Provided records:
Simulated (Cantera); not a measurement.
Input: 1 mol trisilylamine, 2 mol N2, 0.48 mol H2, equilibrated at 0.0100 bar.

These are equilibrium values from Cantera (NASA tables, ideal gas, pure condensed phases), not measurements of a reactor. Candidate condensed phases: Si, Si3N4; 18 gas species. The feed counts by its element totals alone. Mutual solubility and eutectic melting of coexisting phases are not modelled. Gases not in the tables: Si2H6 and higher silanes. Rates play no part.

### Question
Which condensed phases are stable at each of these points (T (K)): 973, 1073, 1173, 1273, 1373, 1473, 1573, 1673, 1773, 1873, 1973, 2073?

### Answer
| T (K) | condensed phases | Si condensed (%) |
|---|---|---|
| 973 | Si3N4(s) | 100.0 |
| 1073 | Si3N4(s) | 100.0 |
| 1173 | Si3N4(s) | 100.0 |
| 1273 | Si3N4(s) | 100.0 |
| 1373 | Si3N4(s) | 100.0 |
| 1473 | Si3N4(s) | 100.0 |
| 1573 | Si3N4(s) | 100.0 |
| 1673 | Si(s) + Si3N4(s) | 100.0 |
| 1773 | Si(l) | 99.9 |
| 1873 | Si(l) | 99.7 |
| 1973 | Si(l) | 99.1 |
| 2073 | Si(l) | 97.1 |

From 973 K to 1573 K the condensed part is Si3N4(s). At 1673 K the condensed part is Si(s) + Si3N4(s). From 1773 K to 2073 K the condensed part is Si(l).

Assignment:
The expected output is the exact run of lines from the start of the entries through the line with "condensed (%) |", inclusive.

Task result:
Simulated (Cantera); not a measurement.
Input: 1 mol trisilylamine, 2 mol N2, 0.48 mol H2, equilibrated at 0.0100 bar.

These are equilibrium values from Cantera (NASA tables, ideal gas, pure condensed phases), not measurements of a reactor. Candidate condensed phases: Si, Si3N4; 18 gas species. The feed counts by its element totals alone. Mutual solubility and eutectic melting of coexisting phases are not modelled. Gases not in the tables: Si2H6 and higher silanes. Rates play no part.

### Question
Which condensed phases are stable at each of these points (T (K)): 973, 1073, 1173, 1273, 1373, 1473, 1573, 1673, 1773, 1873, 1973, 2073?

### Answer
| T (K) | condensed phases | Si condensed (%) |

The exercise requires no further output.